● ACTIVITY:
From the first line to the last, write out the material verbatim.

※ ※ ※

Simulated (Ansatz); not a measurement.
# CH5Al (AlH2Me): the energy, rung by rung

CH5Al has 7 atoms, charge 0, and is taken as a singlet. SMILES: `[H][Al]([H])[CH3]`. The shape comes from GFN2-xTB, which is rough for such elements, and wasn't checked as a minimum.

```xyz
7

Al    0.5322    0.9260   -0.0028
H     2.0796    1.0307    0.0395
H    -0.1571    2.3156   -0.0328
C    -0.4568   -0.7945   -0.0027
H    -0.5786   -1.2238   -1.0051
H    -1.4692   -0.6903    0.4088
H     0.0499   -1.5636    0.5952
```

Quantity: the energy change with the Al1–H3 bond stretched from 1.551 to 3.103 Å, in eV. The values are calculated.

※ ※ ※

● TASK OUTPUT:
Simulated (Ansatz); not a measurement.
# CH5Al (AlH2Me): the energy, rung by rung

CH5Al has 7 atoms, charge 0, and is taken as a singlet. SMILES: `[H][Al]([H])[CH3]`. The shape comes from GFN2-xTB, which is rough for such elements, and wasn't checked as a minimum.

```xyz
7

Al    0.5322    0.9260   -0.0028
H     2.0796    1.0307    0.0395
H    -0.1571    2.3156   -0.0328
C    -0.4568   -0.7945   -0.0027
H    -0.5786   -1.2238   -1.0051
H    -1.4692   -0.6903    0.4088
H     0.0499   -1.5636    0.5952
```

Quantity: the energy change with the Al1–H3 bond stretched from 1.551 to 3.103 Å, in eV. The values are calculated.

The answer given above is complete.